> [Work request] Transcribe the records in full, keeping every word exactly as given.

^^^^^^^^

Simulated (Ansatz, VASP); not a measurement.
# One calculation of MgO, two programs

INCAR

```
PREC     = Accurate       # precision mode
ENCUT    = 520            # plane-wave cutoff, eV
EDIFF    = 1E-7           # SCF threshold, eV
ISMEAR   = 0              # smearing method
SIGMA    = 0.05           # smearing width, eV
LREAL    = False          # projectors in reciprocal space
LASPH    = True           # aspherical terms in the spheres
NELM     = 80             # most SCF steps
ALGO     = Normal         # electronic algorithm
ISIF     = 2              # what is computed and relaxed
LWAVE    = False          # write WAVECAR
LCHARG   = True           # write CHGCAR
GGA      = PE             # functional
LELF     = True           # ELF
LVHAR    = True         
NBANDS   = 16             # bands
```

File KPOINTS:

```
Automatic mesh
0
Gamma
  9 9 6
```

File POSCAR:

^^^^^^^^

> [Written reply]
Simulated (Ansatz, VASP); not a measurement.
# One calculation of MgO, two programs

INCAR

```
PREC     = Accurate       # precision mode
ENCUT    = 520            # plane-wave cutoff, eV
EDIFF    = 1E-7           # SCF threshold, eV
ISMEAR   = 0              # smearing method
SIGMA    = 0.05           # smearing width, eV
LREAL    = False          # projectors in reciprocal space
LASPH    = True           # aspherical terms in the spheres
NELM     = 80             # most SCF steps
ALGO     = Normal         # electronic algorithm
ISIF     = 2              # what is computed and relaxed
LWAVE    = False          # write WAVECAR
LCHARG   = True           # write CHGCAR
GGA      = PE             # functional
LELF     = True           # ELF
LVHAR    = True         
NBANDS   = 16             # bands
```

File KPOINTS:

```
Automatic mesh
0
Gamma
  9 9 6
```

File POSCAR:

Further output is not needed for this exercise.